Activity |
From the records below, output exactly the lines running from the line containing "Effective-mass impurity with" through the line containing "<T> = 1.7737 Ry*", and no others.

-----

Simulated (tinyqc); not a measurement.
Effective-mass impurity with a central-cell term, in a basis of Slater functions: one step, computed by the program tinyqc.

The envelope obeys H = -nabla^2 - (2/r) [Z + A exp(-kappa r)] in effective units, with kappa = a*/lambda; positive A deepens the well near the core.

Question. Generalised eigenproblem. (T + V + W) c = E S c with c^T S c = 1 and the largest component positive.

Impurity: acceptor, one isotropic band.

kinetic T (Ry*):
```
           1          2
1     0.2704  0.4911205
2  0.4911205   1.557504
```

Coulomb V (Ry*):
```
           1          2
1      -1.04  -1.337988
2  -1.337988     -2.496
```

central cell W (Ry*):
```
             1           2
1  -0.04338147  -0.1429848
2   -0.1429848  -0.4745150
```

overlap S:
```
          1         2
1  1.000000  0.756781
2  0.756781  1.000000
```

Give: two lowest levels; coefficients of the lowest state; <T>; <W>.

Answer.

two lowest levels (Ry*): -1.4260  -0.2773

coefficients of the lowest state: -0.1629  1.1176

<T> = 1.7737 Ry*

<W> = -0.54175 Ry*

-----

Your response |
Effective-mass impurity with a central-cell term, in a basis of Slater functions: one step, computed by the program tinyqc.

The envelope obeys H = -nabla^2 - (2/r) [Z + A exp(-kappa r)] in effective units, with kappa = a*/lambda; positive A deepens the well near the core.

Question. Generalised eigenproblem. (T + V + W) c = E S c with c^T S c = 1 and the largest component positive.

Impurity: acceptor, one isotropic band.

kinetic T (Ry*):
```
           1          2
1     0.2704  0.4911205
2  0.4911205   1.557504
```

Coulomb V (Ry*):
```
           1          2
1      -1.04  -1.337988
2  -1.337988     -2.496
```

central cell W (Ry*):
```
             1           2
1  -0.04338147  -0.1429848
2   -0.1429848  -0.4745150
```

overlap S:
```
          1         2
1  1.000000  0.756781
2  0.756781  1.000000
```

Give: two lowest levels; coefficients of the lowest state; <T>; <W>.

Answer.

two lowest levels (Ry*): -1.4260  -0.2773

coefficients of the lowest state: -0.1629  1.1176

<T> = 1.7737 Ry*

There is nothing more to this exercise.